## Required action
What are the lines of the listing below, word for word, from the first down to the one that contains "Task: relax BN"?

── Record extracts
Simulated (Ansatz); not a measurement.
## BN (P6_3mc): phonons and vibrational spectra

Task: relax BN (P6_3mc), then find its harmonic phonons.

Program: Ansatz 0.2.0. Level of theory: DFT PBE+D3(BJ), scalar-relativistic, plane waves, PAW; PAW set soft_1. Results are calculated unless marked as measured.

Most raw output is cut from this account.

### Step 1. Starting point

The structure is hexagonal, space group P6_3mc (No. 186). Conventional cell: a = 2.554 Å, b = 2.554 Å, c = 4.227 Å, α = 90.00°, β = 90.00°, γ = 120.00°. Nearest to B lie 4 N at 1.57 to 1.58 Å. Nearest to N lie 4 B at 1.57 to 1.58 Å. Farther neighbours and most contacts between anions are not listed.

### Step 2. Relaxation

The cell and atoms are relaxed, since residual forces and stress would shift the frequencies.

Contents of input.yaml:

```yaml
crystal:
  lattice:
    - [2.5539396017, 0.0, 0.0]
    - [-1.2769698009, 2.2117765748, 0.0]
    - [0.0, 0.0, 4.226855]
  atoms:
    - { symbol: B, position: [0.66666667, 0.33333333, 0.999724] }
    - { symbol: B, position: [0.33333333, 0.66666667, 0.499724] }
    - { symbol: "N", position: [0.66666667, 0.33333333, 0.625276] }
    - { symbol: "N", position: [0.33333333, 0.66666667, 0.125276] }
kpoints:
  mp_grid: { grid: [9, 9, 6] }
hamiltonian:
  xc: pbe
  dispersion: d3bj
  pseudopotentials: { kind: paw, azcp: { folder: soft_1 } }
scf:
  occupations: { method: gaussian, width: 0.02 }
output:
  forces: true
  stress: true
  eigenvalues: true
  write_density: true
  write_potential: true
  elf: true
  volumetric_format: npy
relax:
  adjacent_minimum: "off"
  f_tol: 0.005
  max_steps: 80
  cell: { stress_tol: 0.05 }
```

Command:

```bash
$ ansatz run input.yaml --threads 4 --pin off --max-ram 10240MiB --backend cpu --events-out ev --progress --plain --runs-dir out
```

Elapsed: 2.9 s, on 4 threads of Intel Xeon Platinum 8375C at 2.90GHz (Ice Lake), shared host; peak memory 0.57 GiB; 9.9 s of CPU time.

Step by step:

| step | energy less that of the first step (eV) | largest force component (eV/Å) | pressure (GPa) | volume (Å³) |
────

## Exercise result
Simulated (Ansatz); not a measurement.
## BN (P6_3mc): phonons and vibrational spectra

Task: relax BN (P6_3mc), then find its harmonic phonons.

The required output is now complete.